» **WORK ORDER**: This task calls for the complete listing below, reproduced exactly.

» **SUPPLIED RECORDS**:
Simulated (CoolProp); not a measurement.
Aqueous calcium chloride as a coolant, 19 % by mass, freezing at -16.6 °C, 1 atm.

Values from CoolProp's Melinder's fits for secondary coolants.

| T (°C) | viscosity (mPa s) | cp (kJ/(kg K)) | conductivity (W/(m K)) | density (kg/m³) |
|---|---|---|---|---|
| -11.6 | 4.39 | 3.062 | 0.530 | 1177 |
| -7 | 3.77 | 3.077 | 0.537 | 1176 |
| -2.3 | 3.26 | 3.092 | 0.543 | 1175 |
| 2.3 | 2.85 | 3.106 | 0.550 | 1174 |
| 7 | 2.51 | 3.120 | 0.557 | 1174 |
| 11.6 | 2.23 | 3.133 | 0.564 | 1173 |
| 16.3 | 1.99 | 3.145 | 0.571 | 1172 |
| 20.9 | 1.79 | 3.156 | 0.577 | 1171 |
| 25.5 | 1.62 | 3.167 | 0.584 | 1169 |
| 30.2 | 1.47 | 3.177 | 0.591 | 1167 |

» **TASK RESULT**:
Simulated (CoolProp); not a measurement.
Aqueous calcium chloride as a coolant, 19 % by mass, freezing at -16.6 °C, 1 atm.

Values from CoolProp's Melinder's fits for secondary coolants.

| T (°C) | viscosity (mPa s) | cp (kJ/(kg K)) | conductivity (W/(m K)) | density (kg/m³) |
|---|---|---|---|---|
| -11.6 | 4.39 | 3.062 | 0.530 | 1177 |
| -7 | 3.77 | 3.077 | 0.537 | 1176 |
| -2.3 | 3.26 | 3.092 | 0.543 | 1175 |
| 2.3 | 2.85 | 3.106 | 0.550 | 1174 |
| 7 | 2.51 | 3.120 | 0.557 | 1174 |
| 11.6 | 2.23 | 3.133 | 0.564 | 1173 |
| 16.3 | 1.99 | 3.145 | 0.571 | 1172 |
| 20.9 | 1.79 | 3.156 | 0.577 | 1171 |
| 25.5 | 1.62 | 3.167 | 0.584 | 1169 |
| 30.2 | 1.47 | 3.177 | 0.591 | 1167 |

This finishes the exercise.